▸ **Assigned task**
Quote exactly, and only, the lines of the material below from the line with "0.00722 | 0.000412 |" through the line with "0.0798 | 0.0798 |".

▸ **Source information**
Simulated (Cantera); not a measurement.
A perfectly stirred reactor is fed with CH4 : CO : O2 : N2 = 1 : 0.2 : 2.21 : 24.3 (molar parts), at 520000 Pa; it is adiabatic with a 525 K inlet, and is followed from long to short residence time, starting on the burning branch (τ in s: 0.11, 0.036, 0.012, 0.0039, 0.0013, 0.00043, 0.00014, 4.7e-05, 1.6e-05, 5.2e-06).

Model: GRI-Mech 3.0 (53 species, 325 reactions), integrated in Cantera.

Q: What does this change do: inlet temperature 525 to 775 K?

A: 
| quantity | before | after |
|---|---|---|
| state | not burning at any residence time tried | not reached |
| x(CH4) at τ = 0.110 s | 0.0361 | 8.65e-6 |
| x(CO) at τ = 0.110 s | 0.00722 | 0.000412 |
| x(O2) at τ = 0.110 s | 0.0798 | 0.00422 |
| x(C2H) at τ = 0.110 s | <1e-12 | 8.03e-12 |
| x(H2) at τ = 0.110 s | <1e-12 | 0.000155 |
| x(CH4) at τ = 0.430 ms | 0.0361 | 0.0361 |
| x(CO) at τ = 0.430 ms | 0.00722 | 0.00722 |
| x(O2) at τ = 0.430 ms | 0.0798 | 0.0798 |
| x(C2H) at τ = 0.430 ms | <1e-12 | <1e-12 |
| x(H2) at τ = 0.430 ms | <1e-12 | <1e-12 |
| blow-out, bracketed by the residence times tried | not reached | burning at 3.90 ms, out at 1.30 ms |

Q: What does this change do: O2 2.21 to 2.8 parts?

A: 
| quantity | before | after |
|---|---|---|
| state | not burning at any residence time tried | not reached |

▸ **Written response**
| x(CO) at τ = 0.110 s | 0.00722 | 0.000412 |
| x(O2) at τ = 0.110 s | 0.0798 | 0.00422 |
| x(C2H) at τ = 0.110 s | <1e-12 | 8.03e-12 |
| x(H2) at τ = 0.110 s | <1e-12 | 0.000155 |
| x(CH4) at τ = 0.430 ms | 0.0361 | 0.0361 |
| x(CO) at τ = 0.430 ms | 0.00722 | 0.00722 |
| x(O2) at τ = 0.430 ms | 0.0798 | 0.0798 |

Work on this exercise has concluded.